Work instruction — Repeat exactly, and only, the lines below starting at the line that contains "### The relaxed structure" and ending at the line that contains "Atoms are counted", inclusive of both.

Extracted data —
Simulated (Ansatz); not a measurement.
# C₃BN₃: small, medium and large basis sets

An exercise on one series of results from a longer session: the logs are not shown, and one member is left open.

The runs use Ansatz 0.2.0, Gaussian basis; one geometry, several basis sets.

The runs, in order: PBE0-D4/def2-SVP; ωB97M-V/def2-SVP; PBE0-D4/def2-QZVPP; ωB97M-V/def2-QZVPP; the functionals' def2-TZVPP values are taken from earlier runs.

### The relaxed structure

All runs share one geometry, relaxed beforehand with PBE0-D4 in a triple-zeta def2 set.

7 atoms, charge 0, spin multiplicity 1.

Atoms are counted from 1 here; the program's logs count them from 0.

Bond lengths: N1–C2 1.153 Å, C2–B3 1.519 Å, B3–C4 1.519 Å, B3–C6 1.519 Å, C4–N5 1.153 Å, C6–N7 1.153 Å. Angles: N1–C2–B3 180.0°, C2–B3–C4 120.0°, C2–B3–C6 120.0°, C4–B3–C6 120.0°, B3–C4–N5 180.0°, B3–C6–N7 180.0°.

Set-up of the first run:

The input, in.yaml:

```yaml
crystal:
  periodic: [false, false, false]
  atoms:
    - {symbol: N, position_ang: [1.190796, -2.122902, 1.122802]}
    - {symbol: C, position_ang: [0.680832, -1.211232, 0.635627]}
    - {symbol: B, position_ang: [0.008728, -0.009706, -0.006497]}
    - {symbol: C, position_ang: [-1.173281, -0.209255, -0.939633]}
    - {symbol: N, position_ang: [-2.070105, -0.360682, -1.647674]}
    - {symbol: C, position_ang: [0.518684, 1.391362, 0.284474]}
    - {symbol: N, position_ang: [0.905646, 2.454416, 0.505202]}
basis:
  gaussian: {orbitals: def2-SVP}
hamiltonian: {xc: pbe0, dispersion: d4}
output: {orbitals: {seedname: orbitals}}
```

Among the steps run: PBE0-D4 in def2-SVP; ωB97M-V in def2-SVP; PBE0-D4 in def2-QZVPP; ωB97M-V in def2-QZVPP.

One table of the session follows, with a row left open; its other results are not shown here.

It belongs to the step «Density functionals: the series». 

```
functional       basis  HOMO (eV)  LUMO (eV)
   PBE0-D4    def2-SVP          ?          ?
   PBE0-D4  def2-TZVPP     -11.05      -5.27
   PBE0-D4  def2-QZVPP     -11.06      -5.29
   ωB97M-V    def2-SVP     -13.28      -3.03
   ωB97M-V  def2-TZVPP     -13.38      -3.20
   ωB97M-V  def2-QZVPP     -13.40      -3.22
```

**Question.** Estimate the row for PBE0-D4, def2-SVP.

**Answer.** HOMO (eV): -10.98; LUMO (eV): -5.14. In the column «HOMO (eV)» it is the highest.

Exercise result —
### The relaxed structure

All runs share one geometry, relaxed beforehand with PBE0-D4 in a triple-zeta def2 set.

7 atoms, charge 0, spin multiplicity 1.

Atoms are counted from 1 here; the program's logs count them from 0.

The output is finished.